** Information provided follows **
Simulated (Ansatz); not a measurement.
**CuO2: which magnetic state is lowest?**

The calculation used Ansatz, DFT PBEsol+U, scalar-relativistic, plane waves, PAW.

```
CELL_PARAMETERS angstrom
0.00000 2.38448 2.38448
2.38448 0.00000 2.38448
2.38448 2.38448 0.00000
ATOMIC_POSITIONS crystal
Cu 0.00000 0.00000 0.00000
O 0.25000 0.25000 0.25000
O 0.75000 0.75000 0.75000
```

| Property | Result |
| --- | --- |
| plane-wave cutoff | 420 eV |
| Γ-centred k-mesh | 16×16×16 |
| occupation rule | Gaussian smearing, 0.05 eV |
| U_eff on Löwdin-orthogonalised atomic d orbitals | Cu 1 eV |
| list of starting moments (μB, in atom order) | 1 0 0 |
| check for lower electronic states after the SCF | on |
** End of Information provided **

Requirement: Return each line of the data exactly as written above.

Answer space:
Simulated (Ansatz); not a measurement.
**CuO2: which magnetic state is lowest?**

The calculation used Ansatz, DFT PBEsol+U, scalar-relativistic, plane waves, PAW.

```
CELL_PARAMETERS angstrom
0.00000 2.38448 2.38448
2.38448 0.00000 2.38448
2.38448 2.38448 0.00000
ATOMIC_POSITIONS crystal
Cu 0.00000 0.00000 0.00000
O 0.25000 0.25000 0.25000
O 0.75000 0.75000 0.75000
```

| Property | Result |
| --- | --- |
| plane-wave cutoff | 420 eV |
| Γ-centred k-mesh | 16×16×16 |
| occupation rule | Gaussian smearing, 0.05 eV |
| U_eff on Löwdin-orthogonalised atomic d orbitals | Cu 1 eV |
| list of starting moments (μB, in atom order) | 1 0 0 |
| check for lower electronic states after the SCF | on |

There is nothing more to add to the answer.